### [WORK TASK]
Once the line containing "No gap opens" has been printed, stop; print every line before it exactly, starting at the top of the material below.

********

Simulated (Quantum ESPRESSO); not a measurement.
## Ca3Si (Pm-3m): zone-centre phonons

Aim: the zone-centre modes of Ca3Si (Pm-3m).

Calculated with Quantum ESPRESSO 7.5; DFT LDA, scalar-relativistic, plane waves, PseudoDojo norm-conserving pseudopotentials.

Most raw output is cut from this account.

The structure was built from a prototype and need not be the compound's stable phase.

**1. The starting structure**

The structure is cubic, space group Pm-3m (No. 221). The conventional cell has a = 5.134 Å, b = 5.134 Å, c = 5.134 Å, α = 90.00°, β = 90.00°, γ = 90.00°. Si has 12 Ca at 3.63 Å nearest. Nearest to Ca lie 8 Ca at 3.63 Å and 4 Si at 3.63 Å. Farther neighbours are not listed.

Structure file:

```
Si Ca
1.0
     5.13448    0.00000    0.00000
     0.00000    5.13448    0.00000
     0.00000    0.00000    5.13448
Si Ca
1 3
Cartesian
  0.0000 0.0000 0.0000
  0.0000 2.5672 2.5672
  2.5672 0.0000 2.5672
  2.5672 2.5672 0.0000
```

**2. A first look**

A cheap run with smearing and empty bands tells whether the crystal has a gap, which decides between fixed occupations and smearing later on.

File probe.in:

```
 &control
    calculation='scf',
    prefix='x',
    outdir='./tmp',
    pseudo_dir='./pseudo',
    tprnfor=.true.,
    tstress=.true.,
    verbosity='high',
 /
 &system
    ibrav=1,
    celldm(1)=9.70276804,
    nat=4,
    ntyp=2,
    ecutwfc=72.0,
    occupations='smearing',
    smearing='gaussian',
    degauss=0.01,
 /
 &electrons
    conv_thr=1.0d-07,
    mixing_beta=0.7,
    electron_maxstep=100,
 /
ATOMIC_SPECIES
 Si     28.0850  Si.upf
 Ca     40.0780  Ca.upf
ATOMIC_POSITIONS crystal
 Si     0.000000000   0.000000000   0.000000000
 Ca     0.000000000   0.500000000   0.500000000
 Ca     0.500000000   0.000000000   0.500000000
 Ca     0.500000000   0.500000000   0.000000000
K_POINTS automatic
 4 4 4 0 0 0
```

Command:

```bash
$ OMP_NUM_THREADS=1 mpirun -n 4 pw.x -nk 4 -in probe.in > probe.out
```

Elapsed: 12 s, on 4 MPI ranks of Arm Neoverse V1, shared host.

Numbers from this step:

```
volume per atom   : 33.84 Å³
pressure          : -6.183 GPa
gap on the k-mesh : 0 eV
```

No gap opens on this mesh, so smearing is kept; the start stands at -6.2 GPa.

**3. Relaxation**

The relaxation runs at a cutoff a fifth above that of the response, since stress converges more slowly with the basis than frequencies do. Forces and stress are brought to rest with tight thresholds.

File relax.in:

********

### [SOLUTION]
Simulated (Quantum ESPRESSO); not a measurement.
## Ca3Si (Pm-3m): zone-centre phonons

Aim: the zone-centre modes of Ca3Si (Pm-3m).

Calculated with Quantum ESPRESSO 7.5; DFT LDA, scalar-relativistic, plane waves, PseudoDojo norm-conserving pseudopotentials.

Most raw output is cut from this account.

The structure was built from a prototype and need not be the compound's stable phase.

**1. The starting structure**

The structure is cubic, space group Pm-3m (No. 221). The conventional cell has a = 5.134 Å, b = 5.134 Å, c = 5.134 Å, α = 90.00°, β = 90.00°, γ = 90.00°. Si has 12 Ca at 3.63 Å nearest. Nearest to Ca lie 8 Ca at 3.63 Å and 4 Si at 3.63 Å. Farther neighbours are not listed.

Structure file:

```
Si Ca
1.0
     5.13448    0.00000    0.00000
     0.00000    5.13448    0.00000
     0.00000    0.00000    5.13448
Si Ca
1 3
Cartesian
  0.0000 0.0000 0.0000
  0.0000 2.5672 2.5672
  2.5672 0.0000 2.5672
  2.5672 2.5672 0.0000
```

**2. A first look**

A cheap run with smearing and empty bands tells whether the crystal has a gap, which decides between fixed occupations and smearing later on.

File probe.in:

```
 &control
    calculation='scf',
    prefix='x',
    outdir='./tmp',
    pseudo_dir='./pseudo',
    tprnfor=.true.,
    tstress=.true.,
    verbosity='high',
 /
 &system
    ibrav=1,
    celldm(1)=9.70276804,
    nat=4,
    ntyp=2,
    ecutwfc=72.0,
    occupations='smearing',
    smearing='gaussian',
    degauss=0.01,
 /
 &electrons
    conv_thr=1.0d-07,
    mixing_beta=0.7,
    electron_maxstep=100,
 /
ATOMIC_SPECIES
 Si     28.0850  Si.upf
 Ca     40.0780  Ca.upf
ATOMIC_POSITIONS crystal
 Si     0.000000000   0.000000000   0.000000000
 Ca     0.000000000   0.500000000   0.500000000
 Ca     0.500000000   0.000000000   0.500000000
 Ca     0.500000000   0.500000000   0.000000000
K_POINTS automatic
 4 4 4 0 0 0
```

Command:

```bash
$ OMP_NUM_THREADS=1 mpirun -n 4 pw.x -nk 4 -in probe.in > probe.out
```

Elapsed: 12 s, on 4 MPI ranks of Arm Neoverse V1, shared host.

Numbers from this step:

```
volume per atom   : 33.84 Å³
pressure          : -6.183 GPa
gap on the k-mesh : 0 eV
```

No gap opens on this mesh, so smearing is kept; the start stands at -6.2 GPa.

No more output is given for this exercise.